Assignment |
Using the data below, output the first line and every line after it up to and including the line containing "The input as", exactly as written and with nothing added.

*** Supplied information Section Begins ***

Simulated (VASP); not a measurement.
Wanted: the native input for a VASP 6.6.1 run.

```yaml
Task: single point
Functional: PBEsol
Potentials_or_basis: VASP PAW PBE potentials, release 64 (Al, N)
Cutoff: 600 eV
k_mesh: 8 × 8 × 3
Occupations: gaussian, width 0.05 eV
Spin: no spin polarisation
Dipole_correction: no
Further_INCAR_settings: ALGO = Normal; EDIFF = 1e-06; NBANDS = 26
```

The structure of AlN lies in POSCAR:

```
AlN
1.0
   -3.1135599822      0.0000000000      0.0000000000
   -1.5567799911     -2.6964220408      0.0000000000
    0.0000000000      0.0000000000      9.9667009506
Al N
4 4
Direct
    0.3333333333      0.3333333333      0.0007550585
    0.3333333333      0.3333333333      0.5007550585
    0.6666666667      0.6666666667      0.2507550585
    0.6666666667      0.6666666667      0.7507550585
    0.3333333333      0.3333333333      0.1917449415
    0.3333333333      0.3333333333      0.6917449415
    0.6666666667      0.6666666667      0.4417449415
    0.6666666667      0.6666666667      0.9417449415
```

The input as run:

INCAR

*** Supplied information Section Ends ***

Written solution |
Simulated (VASP); not a measurement.
Wanted: the native input for a VASP 6.6.1 run.

```yaml
Task: single point
Functional: PBEsol
Potentials_or_basis: VASP PAW PBE potentials, release 64 (Al, N)
Cutoff: 600 eV
k_mesh: 8 × 8 × 3
Occupations: gaussian, width 0.05 eV
Spin: no spin polarisation
Dipole_correction: no
Further_INCAR_settings: ALGO = Normal; EDIFF = 1e-06; NBANDS = 26
```

The structure of AlN lies in POSCAR:

```
AlN
1.0
   -3.1135599822      0.0000000000      0.0000000000
   -1.5567799911     -2.6964220408      0.0000000000
    0.0000000000      0.0000000000      9.9667009506
Al N
4 4
Direct
    0.3333333333      0.3333333333      0.0007550585
    0.3333333333      0.3333333333      0.5007550585
    0.6666666667      0.6666666667      0.2507550585
    0.6666666667      0.6666666667      0.7507550585
    0.3333333333      0.3333333333      0.1917449415
    0.3333333333      0.3333333333      0.6917449415
    0.6666666667      0.6666666667      0.4417449415
    0.6666666667      0.6666666667      0.9417449415
```

The input as run:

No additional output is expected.